Activity
Could you please retype all of the data below exactly?

##### Provided information #####
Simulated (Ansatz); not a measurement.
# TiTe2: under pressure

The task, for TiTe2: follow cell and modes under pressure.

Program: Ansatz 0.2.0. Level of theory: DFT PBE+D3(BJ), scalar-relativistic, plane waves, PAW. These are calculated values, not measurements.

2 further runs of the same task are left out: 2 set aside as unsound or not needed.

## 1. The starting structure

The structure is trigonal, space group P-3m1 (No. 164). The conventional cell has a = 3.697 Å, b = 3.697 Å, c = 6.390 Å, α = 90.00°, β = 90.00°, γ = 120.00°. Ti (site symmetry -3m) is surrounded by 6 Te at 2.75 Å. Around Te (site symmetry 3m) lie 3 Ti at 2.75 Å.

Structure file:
#####

Exercise output
Simulated (Ansatz); not a measurement.
# TiTe2: under pressure

The task, for TiTe2: follow cell and modes under pressure.

Program: Ansatz 0.2.0. Level of theory: DFT PBE+D3(BJ), scalar-relativistic, plane waves, PAW. These are calculated values, not measurements.

2 further runs of the same task are left out: 2 set aside as unsound or not needed.

## 1. The starting structure

The structure is trigonal, space group P-3m1 (No. 164). The conventional cell has a = 3.697 Å, b = 3.697 Å, c = 6.390 Å, α = 90.00°, β = 90.00°, γ = 120.00°. Ti (site symmetry -3m) is surrounded by 6 Te at 2.75 Å. Around Te (site symmetry 3m) lie 3 Ti at 2.75 Å.

Structure file:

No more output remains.